◆ **Work task**: Output all of the entries below precisely as written.

◆ **The data**:
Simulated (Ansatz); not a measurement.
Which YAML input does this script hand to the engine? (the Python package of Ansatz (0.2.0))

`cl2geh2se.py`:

◆ **Result**:
Simulated (Ansatz); not a measurement.
Which YAML input does this script hand to the engine? (the Python package of Ansatz (0.2.0))

`cl2geh2se.py`:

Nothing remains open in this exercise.